__Assigned task__
The listing that follows should be copied in full, exactly as written.

__Record set__
((

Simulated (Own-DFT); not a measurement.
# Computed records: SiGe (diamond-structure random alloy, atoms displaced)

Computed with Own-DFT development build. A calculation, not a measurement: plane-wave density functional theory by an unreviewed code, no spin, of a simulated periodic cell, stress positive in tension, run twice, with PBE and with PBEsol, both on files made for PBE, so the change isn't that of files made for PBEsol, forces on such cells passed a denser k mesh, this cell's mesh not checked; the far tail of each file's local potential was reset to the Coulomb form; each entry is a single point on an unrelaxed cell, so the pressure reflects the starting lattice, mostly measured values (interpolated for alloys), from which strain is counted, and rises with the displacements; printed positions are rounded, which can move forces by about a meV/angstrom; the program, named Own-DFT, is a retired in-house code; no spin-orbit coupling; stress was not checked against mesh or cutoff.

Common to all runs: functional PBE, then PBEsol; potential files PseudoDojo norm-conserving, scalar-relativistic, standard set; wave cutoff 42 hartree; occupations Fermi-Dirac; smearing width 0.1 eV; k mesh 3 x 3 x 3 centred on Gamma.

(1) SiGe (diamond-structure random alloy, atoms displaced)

))

__Written reply__
Simulated (Own-DFT); not a measurement.
# Computed records: SiGe (diamond-structure random alloy, atoms displaced)

Computed with Own-DFT development build. A calculation, not a measurement: plane-wave density functional theory by an unreviewed code, no spin, of a simulated periodic cell, stress positive in tension, run twice, with PBE and with PBEsol, both on files made for PBE, so the change isn't that of files made for PBEsol, forces on such cells passed a denser k mesh, this cell's mesh not checked; the far tail of each file's local potential was reset to the Coulomb form; each entry is a single point on an unrelaxed cell, so the pressure reflects the starting lattice, mostly measured values (interpolated for alloys), from which strain is counted, and rises with the displacements; printed positions are rounded, which can move forces by about a meV/angstrom; the program, named Own-DFT, is a retired in-house code; no spin-orbit coupling; stress was not checked against mesh or cutoff.

Common to all runs: functional PBE, then PBEsol; potential files PseudoDojo norm-conserving, scalar-relativistic, standard set; wave cutoff 42 hartree; occupations Fermi-Dirac; smearing width 0.1 eV; k mesh 3 x 3 x 3 centred on Gamma.

(1) SiGe (diamond-structure random alloy, atoms displaced)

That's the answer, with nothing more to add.